### [Assignment]
Extract exactly those lines that lie between the start of the material and the line with "### Step 1. The cell of the first run", including both boundary lines and no others.

### [Data for review]
'''

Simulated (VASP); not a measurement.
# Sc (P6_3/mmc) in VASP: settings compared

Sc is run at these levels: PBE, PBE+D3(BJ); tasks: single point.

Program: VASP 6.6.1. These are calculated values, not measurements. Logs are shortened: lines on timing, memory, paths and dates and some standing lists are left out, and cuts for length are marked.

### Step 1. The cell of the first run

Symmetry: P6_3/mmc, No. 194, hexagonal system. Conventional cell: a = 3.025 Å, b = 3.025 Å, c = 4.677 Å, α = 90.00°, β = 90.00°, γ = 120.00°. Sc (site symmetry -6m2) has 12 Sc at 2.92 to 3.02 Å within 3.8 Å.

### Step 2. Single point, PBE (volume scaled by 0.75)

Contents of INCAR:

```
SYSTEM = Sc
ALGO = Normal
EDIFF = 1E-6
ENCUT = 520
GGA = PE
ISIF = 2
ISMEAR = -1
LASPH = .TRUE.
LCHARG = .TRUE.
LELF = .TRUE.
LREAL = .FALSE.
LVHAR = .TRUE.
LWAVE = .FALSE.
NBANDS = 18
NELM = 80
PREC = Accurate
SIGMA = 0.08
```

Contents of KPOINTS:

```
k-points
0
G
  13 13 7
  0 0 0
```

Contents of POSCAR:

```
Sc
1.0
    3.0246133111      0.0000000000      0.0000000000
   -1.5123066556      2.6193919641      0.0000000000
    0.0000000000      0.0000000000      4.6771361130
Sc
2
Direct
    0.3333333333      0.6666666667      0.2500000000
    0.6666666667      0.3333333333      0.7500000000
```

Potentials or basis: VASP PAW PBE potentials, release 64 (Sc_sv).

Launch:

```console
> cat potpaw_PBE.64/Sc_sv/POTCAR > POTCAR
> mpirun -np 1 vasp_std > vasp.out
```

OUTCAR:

'''

### [Answer space]
Simulated (VASP); not a measurement.
# Sc (P6_3/mmc) in VASP: settings compared

Sc is run at these levels: PBE, PBE+D3(BJ); tasks: single point.

Program: VASP 6.6.1. These are calculated values, not measurements. Logs are shortened: lines on timing, memory, paths and dates and some standing lists are left out, and cuts for length are marked.

### Step 1. The cell of the first run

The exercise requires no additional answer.